⟨

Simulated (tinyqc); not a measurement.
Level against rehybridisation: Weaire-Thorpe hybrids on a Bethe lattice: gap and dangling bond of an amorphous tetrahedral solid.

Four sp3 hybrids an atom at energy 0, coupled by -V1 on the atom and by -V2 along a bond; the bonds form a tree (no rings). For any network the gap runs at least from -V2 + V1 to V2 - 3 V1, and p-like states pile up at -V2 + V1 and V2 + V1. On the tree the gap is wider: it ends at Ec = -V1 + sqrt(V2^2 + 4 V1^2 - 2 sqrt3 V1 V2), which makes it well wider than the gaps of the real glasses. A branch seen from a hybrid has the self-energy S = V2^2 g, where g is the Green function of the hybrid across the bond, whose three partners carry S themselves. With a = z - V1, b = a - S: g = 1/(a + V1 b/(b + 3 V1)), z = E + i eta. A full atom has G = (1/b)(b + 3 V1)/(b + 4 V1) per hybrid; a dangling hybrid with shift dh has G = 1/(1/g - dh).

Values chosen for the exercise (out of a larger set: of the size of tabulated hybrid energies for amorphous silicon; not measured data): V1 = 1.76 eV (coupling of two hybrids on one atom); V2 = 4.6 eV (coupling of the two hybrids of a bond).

⟩

§ Action item:
Starting from the first line of the records above, retype each line exactly up to and including the one that contains "Level against rehybridisation: Weaire-Thorpe", and nothing more.

§ Response area:
Simulated (tinyqc); not a measurement.
Level against rehybridisation: Weaire-Thorpe hybrids on a Bethe lattice: gap and dangling bond of an amorphous tetrahedral solid.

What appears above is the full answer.